Provided data
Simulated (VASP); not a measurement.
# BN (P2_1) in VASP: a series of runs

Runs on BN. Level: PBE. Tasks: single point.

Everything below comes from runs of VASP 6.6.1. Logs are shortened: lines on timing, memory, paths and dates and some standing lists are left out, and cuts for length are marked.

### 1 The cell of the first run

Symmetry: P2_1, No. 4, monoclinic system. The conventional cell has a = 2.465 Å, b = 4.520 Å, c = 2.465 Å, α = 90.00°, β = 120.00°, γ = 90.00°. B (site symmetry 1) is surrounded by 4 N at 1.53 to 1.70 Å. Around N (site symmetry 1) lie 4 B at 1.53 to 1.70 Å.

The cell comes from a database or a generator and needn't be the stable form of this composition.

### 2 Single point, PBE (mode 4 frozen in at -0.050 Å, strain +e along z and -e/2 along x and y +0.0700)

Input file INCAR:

Action item
Copy the records above. Keep every word as it is.

Task response
Simulated (VASP); not a measurement.
# BN (P2_1) in VASP: a series of runs

Runs on BN. Level: PBE. Tasks: single point.

Everything below comes from runs of VASP 6.6.1. Logs are shortened: lines on timing, memory, paths and dates and some standing lists are left out, and cuts for length are marked.

### 1 The cell of the first run

Symmetry: P2_1, No. 4, monoclinic system. The conventional cell has a = 2.465 Å, b = 4.520 Å, c = 2.465 Å, α = 90.00°, β = 120.00°, γ = 90.00°. B (site symmetry 1) is surrounded by 4 N at 1.53 to 1.70 Å. Around N (site symmetry 1) lie 4 B at 1.53 to 1.70 Å.

The cell comes from a database or a generator and needn't be the stable form of this composition.

### 2 Single point, PBE (mode 4 frozen in at -0.050 Å, strain +e along z and -e/2 along x and y +0.0700)

Input file INCAR:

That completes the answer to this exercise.